== Segment start ==

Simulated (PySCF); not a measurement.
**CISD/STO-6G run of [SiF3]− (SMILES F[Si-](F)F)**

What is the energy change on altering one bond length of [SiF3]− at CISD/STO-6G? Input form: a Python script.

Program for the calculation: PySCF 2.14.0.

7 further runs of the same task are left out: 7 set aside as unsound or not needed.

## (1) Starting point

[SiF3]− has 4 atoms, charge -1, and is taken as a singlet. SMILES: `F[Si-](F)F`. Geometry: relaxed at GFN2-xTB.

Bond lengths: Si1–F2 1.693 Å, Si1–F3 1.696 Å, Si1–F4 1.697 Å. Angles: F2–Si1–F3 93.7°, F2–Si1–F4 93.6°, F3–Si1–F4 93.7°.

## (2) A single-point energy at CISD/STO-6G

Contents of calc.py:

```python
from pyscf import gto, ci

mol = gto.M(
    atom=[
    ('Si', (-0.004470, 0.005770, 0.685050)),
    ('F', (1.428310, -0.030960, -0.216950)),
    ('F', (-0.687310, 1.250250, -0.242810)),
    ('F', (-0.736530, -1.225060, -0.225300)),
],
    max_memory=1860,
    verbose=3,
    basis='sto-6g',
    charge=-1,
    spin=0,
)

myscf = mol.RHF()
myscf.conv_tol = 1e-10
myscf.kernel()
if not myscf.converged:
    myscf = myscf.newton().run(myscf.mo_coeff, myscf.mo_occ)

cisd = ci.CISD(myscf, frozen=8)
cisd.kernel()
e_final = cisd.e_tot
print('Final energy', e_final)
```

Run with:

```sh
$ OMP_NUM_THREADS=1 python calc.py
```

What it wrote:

== Segment end ==

REQUIREMENT: From the listing above, reproduce all the lines exactly.

WORKED SOLUTION:
Simulated (PySCF); not a measurement.
**CISD/STO-6G run of [SiF3]− (SMILES F[Si-](F)F)**

What is the energy change on altering one bond length of [SiF3]− at CISD/STO-6G? Input form: a Python script.

Program for the calculation: PySCF 2.14.0.

7 further runs of the same task are left out: 7 set aside as unsound or not needed.

## (1) Starting point

[SiF3]− has 4 atoms, charge -1, and is taken as a singlet. SMILES: `F[Si-](F)F`. Geometry: relaxed at GFN2-xTB.

Bond lengths: Si1–F2 1.693 Å, Si1–F3 1.696 Å, Si1–F4 1.697 Å. Angles: F2–Si1–F3 93.7°, F2–Si1–F4 93.6°, F3–Si1–F4 93.7°.

## (2) A single-point energy at CISD/STO-6G

Contents of calc.py:

```python
from pyscf import gto, ci

mol = gto.M(
    atom=[
    ('Si', (-0.004470, 0.005770, 0.685050)),
    ('F', (1.428310, -0.030960, -0.216950)),
    ('F', (-0.687310, 1.250250, -0.242810)),
    ('F', (-0.736530, -1.225060, -0.225300)),
],
    max_memory=1860,
    verbose=3,
    basis='sto-6g',
    charge=-1,
    spin=0,
)

myscf = mol.RHF()
myscf.conv_tol = 1e-10
myscf.kernel()
if not myscf.converged:
    myscf = myscf.newton().run(myscf.mo_coeff, myscf.mo_occ)

cisd = ci.CISD(myscf, frozen=8)
cisd.kernel()
e_final = cisd.e_tot
print('Final energy', e_final)
```

Run with:

```sh
$ OMP_NUM_THREADS=1 python calc.py
```

What it wrote:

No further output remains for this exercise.